**WORK ORDER:** Write out all of the listing exactly. Add nothing to it.

**AVAILABLE DATA:**
::::::::

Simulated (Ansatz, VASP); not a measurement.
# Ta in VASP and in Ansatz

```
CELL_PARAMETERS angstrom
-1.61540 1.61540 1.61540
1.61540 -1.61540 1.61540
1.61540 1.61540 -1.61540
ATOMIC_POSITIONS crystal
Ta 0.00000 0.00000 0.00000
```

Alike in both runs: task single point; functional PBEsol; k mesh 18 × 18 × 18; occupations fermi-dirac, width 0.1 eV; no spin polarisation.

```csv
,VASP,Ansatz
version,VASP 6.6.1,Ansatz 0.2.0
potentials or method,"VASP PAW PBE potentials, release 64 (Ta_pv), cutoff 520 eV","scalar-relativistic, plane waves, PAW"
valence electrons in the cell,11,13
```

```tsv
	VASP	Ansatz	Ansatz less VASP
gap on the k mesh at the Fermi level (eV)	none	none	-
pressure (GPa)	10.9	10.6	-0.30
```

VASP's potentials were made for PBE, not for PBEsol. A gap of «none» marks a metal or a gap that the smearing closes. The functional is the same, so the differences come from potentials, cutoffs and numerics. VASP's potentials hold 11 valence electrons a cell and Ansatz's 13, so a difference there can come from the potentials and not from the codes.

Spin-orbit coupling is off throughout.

::::::::

**ANSWER SPACE:**
Simulated (Ansatz, VASP); not a measurement.
# Ta in VASP and in Ansatz

```
CELL_PARAMETERS angstrom
-1.61540 1.61540 1.61540
1.61540 -1.61540 1.61540
1.61540 1.61540 -1.61540
ATOMIC_POSITIONS crystal
Ta 0.00000 0.00000 0.00000
```

Alike in both runs: task single point; functional PBEsol; k mesh 18 × 18 × 18; occupations fermi-dirac, width 0.1 eV; no spin polarisation.

```csv
,VASP,Ansatz
version,VASP 6.6.1,Ansatz 0.2.0
potentials or method,"VASP PAW PBE potentials, release 64 (Ta_pv), cutoff 520 eV","scalar-relativistic, plane waves, PAW"
valence electrons in the cell,11,13
```

```tsv
	VASP	Ansatz	Ansatz less VASP
gap on the k mesh at the Fermi level (eV)	none	none	-
pressure (GPa)	10.9	10.6	-0.30
```

VASP's potentials were made for PBE, not for PBEsol. A gap of «none» marks a metal or a gap that the smearing closes. The functional is the same, so the differences come from potentials, cutoffs and numerics. VASP's potentials hold 11 valence electrons a cell and Ansatz's 13, so a difference there can come from the potentials and not from the codes.

Spin-orbit coupling is off throughout.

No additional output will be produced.